[Start of Attachment]

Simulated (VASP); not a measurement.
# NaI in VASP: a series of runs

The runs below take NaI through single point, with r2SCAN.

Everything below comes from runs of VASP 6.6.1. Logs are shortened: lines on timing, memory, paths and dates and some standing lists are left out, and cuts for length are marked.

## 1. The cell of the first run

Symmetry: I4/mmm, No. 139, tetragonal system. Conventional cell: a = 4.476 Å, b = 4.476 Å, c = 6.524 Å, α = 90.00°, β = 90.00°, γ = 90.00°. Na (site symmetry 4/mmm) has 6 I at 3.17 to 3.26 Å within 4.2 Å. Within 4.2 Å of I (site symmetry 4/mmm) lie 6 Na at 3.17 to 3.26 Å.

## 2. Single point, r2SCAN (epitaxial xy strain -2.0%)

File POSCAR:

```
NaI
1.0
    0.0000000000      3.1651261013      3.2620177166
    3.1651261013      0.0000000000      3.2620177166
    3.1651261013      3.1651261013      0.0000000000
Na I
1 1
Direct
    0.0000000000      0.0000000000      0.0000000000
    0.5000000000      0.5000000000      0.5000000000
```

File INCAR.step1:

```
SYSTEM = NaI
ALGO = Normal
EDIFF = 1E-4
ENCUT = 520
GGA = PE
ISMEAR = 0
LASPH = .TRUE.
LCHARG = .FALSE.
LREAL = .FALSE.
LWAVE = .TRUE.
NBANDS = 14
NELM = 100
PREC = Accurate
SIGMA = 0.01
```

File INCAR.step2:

[End of Attachment]

Work order: Where the listing above reaches the line that contains "The runs below", start retyping, and finish with the line that contains "## 1. The cell of the first run"; reproduce those lines exactly and no others.

Written reply:
The runs below take NaI through single point, with r2SCAN.

Everything below comes from runs of VASP 6.6.1. Logs are shortened: lines on timing, memory, paths and dates and some standing lists are left out, and cuts for length are marked.

## 1. The cell of the first run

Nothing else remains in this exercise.